DATA FOR ANALYSIS section start

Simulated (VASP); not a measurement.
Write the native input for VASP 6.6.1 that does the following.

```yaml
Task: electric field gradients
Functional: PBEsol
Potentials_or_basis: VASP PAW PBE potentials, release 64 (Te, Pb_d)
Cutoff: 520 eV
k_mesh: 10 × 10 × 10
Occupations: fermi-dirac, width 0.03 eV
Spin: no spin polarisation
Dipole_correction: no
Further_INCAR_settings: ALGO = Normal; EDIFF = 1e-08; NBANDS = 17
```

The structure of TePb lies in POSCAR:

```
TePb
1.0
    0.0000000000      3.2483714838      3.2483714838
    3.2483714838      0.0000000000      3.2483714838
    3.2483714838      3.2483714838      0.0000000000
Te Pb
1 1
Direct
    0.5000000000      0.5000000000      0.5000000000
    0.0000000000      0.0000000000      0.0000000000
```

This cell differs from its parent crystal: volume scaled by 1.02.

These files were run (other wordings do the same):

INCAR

DATA FOR ANALYSIS section end

ACTION ITEM>
The output should be the entire listing, exactly as it is.

ANSWER BOX>
Simulated (VASP); not a measurement.
Write the native input for VASP 6.6.1 that does the following.

```yaml
Task: electric field gradients
Functional: PBEsol
Potentials_or_basis: VASP PAW PBE potentials, release 64 (Te, Pb_d)
Cutoff: 520 eV
k_mesh: 10 × 10 × 10
Occupations: fermi-dirac, width 0.03 eV
Spin: no spin polarisation
Dipole_correction: no
Further_INCAR_settings: ALGO = Normal; EDIFF = 1e-08; NBANDS = 17
```

The structure of TePb lies in POSCAR:

```
TePb
1.0
    0.0000000000      3.2483714838      3.2483714838
    3.2483714838      0.0000000000      3.2483714838
    3.2483714838      3.2483714838      0.0000000000
Te Pb
1 1
Direct
    0.5000000000      0.5000000000      0.5000000000
    0.0000000000      0.0000000000      0.0000000000
```

This cell differs from its parent crystal: volume scaled by 1.02.

These files were run (other wordings do the same):

INCAR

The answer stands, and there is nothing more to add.